■ **Data under study**
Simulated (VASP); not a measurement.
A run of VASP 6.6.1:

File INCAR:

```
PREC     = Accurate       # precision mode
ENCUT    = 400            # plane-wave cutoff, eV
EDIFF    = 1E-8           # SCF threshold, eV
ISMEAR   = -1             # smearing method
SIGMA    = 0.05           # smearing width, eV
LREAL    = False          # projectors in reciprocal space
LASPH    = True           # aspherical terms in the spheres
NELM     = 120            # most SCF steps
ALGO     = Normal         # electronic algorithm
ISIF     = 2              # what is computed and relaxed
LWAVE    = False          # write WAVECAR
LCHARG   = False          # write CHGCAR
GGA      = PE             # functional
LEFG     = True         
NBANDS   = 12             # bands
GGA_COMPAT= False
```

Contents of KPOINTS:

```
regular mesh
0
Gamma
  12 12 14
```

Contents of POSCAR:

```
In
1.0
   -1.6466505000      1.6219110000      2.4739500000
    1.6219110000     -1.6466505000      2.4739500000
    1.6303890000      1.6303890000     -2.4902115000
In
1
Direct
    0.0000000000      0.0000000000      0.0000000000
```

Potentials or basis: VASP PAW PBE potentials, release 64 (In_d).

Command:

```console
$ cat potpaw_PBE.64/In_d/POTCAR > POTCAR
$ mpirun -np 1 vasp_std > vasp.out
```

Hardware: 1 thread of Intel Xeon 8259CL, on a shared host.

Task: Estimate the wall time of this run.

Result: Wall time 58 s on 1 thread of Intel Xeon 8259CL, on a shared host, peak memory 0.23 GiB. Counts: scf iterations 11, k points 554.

■ **Exercise**
Copy every line of the data above, beginning with the first and ending with the line that contains "Task: Estimate the wall time of this run.", and give nothing more.

■ **Answer area**
Simulated (VASP); not a measurement.
A run of VASP 6.6.1:

File INCAR:

```
PREC     = Accurate       # precision mode
ENCUT    = 400            # plane-wave cutoff, eV
EDIFF    = 1E-8           # SCF threshold, eV
ISMEAR   = -1             # smearing method
SIGMA    = 0.05           # smearing width, eV
LREAL    = False          # projectors in reciprocal space
LASPH    = True           # aspherical terms in the spheres
NELM     = 120            # most SCF steps
ALGO     = Normal         # electronic algorithm
ISIF     = 2              # what is computed and relaxed
LWAVE    = False          # write WAVECAR
LCHARG   = False          # write CHGCAR
GGA      = PE             # functional
LEFG     = True         
NBANDS   = 12             # bands
GGA_COMPAT= False
```

Contents of KPOINTS:

```
regular mesh
0
Gamma
  12 12 14
```

Contents of POSCAR:

```
In
1.0
   -1.6466505000      1.6219110000      2.4739500000
    1.6219110000     -1.6466505000      2.4739500000
    1.6303890000      1.6303890000     -2.4902115000
In
1
Direct
    0.0000000000      0.0000000000      0.0000000000
```

Potentials or basis: VASP PAW PBE potentials, release 64 (In_d).

Command:

```console
$ cat potpaw_PBE.64/In_d/POTCAR > POTCAR
$ mpirun -np 1 vasp_std > vasp.out
```

Hardware: 1 thread of Intel Xeon 8259CL, on a shared host.

Task: Estimate the wall time of this run.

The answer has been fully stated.